*** Begin section ***

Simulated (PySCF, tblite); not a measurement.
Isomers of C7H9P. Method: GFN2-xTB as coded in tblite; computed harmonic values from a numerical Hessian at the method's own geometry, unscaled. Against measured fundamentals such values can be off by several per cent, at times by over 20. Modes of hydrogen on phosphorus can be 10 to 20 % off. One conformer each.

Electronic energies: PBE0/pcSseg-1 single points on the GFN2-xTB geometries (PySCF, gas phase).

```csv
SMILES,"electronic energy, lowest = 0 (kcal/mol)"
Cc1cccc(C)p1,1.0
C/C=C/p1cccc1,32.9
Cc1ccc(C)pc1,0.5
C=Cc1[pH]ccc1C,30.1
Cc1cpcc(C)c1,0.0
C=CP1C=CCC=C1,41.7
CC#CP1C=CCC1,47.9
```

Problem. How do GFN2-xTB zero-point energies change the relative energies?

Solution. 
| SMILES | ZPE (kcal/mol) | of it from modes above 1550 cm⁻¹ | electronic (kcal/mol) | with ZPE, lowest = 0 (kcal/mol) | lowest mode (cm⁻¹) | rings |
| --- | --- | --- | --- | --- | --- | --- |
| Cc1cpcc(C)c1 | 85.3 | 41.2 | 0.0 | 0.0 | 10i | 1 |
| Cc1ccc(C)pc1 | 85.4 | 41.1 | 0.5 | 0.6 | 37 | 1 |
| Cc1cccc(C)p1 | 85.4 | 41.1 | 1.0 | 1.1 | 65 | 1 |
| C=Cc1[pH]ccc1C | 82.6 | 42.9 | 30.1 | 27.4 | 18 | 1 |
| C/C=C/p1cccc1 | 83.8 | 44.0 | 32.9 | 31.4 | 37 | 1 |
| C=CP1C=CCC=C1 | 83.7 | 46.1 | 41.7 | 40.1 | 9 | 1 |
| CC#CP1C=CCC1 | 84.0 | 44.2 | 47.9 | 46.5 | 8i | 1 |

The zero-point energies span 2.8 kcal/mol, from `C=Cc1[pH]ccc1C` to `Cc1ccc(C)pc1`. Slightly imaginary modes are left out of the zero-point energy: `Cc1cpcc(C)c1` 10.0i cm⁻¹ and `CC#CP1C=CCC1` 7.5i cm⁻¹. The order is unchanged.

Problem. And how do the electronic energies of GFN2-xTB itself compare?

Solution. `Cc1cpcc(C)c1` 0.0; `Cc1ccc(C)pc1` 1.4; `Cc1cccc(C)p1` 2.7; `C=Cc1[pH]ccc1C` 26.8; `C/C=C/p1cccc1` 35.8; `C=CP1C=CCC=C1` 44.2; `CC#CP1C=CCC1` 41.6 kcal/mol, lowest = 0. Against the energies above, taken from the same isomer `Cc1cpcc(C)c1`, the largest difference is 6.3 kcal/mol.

*** End section ***

Work item: Give back the records word for word. Start at the first line, end at the line containing "Problem. And how", and include both.

Task output:
Simulated (PySCF, tblite); not a measurement.
Isomers of C7H9P. Method: GFN2-xTB as coded in tblite; computed harmonic values from a numerical Hessian at the method's own geometry, unscaled. Against measured fundamentals such values can be off by several per cent, at times by over 20. Modes of hydrogen on phosphorus can be 10 to 20 % off. One conformer each.

Electronic energies: PBE0/pcSseg-1 single points on the GFN2-xTB geometries (PySCF, gas phase).

```csv
SMILES,"electronic energy, lowest = 0 (kcal/mol)"
Cc1cccc(C)p1,1.0
C/C=C/p1cccc1,32.9
Cc1ccc(C)pc1,0.5
C=Cc1[pH]ccc1C,30.1
Cc1cpcc(C)c1,0.0
C=CP1C=CCC=C1,41.7
CC#CP1C=CCC1,47.9
```

Problem. How do GFN2-xTB zero-point energies change the relative energies?

Solution. 
| SMILES | ZPE (kcal/mol) | of it from modes above 1550 cm⁻¹ | electronic (kcal/mol) | with ZPE, lowest = 0 (kcal/mol) | lowest mode (cm⁻¹) | rings |
| --- | --- | --- | --- | --- | --- | --- |
| Cc1cpcc(C)c1 | 85.3 | 41.2 | 0.0 | 0.0 | 10i | 1 |
| Cc1ccc(C)pc1 | 85.4 | 41.1 | 0.5 | 0.6 | 37 | 1 |
| Cc1cccc(C)p1 | 85.4 | 41.1 | 1.0 | 1.1 | 65 | 1 |
| C=Cc1[pH]ccc1C | 82.6 | 42.9 | 30.1 | 27.4 | 18 | 1 |
| C/C=C/p1cccc1 | 83.8 | 44.0 | 32.9 | 31.4 | 37 | 1 |
| C=CP1C=CCC=C1 | 83.7 | 46.1 | 41.7 | 40.1 | 9 | 1 |
| CC#CP1C=CCC1 | 84.0 | 44.2 | 47.9 | 46.5 | 8i | 1 |

The zero-point energies span 2.8 kcal/mol, from `C=Cc1[pH]ccc1C` to `Cc1ccc(C)pc1`. Slightly imaginary modes are left out of the zero-point energy: `Cc1cpcc(C)c1` 10.0i cm⁻¹ and `CC#CP1C=CCC1` 7.5i cm⁻¹. The order is unchanged.

Problem. And how do the electronic energies of GFN2-xTB itself compare?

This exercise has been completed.